╭──

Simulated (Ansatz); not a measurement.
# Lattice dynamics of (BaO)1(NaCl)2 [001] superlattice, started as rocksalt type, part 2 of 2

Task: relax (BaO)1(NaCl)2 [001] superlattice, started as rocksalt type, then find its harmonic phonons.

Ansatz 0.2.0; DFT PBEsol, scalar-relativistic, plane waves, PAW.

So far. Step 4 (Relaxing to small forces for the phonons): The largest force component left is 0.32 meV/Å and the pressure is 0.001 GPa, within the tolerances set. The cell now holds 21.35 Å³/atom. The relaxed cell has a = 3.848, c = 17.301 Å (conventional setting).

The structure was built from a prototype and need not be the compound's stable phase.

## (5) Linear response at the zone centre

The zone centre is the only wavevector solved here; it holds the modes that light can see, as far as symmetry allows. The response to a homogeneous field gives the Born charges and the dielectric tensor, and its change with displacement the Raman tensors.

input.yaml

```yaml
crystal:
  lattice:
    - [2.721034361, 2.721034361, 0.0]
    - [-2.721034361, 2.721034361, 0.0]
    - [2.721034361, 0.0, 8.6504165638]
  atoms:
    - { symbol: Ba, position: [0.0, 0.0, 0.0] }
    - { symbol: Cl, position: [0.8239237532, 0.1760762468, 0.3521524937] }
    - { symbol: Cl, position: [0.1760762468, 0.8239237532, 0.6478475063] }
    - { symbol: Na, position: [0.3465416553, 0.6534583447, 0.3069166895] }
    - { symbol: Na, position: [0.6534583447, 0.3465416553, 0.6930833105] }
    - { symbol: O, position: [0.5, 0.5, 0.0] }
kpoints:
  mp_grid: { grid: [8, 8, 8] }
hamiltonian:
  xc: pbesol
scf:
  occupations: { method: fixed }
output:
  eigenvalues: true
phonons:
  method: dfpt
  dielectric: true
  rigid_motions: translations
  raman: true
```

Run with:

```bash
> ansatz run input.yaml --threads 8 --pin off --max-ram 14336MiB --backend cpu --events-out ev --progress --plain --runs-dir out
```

╰──

Assignment:
Please reproduce exactly the lines above, beginning with the first and ending with the line that contains "Ansatz 0.2.0; DFT", and include nothing outside that range.

Exercise solution:
Simulated (Ansatz); not a measurement.
# Lattice dynamics of (BaO)1(NaCl)2 [001] superlattice, started as rocksalt type, part 2 of 2

Task: relax (BaO)1(NaCl)2 [001] superlattice, started as rocksalt type, then find its harmonic phonons.

Ansatz 0.2.0; DFT PBEsol, scalar-relativistic, plane waves, PAW.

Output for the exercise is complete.